* **Dataset content**
»»

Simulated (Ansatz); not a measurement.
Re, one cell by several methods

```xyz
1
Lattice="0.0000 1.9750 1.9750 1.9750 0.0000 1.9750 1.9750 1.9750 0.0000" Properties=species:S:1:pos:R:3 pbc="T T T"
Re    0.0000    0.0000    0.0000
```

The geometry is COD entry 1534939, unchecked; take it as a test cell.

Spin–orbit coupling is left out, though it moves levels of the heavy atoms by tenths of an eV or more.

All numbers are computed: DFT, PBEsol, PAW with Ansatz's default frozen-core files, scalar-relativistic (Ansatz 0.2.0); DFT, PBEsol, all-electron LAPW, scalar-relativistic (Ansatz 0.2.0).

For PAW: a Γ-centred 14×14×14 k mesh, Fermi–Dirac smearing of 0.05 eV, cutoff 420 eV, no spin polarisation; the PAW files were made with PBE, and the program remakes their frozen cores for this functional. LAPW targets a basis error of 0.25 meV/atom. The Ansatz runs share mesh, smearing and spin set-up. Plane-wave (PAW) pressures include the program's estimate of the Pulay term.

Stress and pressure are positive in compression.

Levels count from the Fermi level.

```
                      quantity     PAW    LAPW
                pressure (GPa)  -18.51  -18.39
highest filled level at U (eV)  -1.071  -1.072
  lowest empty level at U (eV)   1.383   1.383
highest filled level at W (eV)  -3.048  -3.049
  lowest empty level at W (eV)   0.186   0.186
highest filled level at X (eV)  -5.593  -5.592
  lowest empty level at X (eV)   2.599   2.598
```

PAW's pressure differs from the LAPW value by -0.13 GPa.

««

* **Work task**
Retype only this portion of the data above: the line containing "Re, one cell by several methods", the line containing "Spin–orbit coupling is", and all lines between them, exactly.

* **Answer space**
Re, one cell by several methods

```xyz
1
Lattice="0.0000 1.9750 1.9750 1.9750 0.0000 1.9750 1.9750 1.9750 0.0000" Properties=species:S:1:pos:R:3 pbc="T T T"
Re    0.0000    0.0000    0.0000
```

The geometry is COD entry 1534939, unchecked; take it as a test cell.

Spin–orbit coupling is left out, though it moves levels of the heavy atoms by tenths of an eV or more.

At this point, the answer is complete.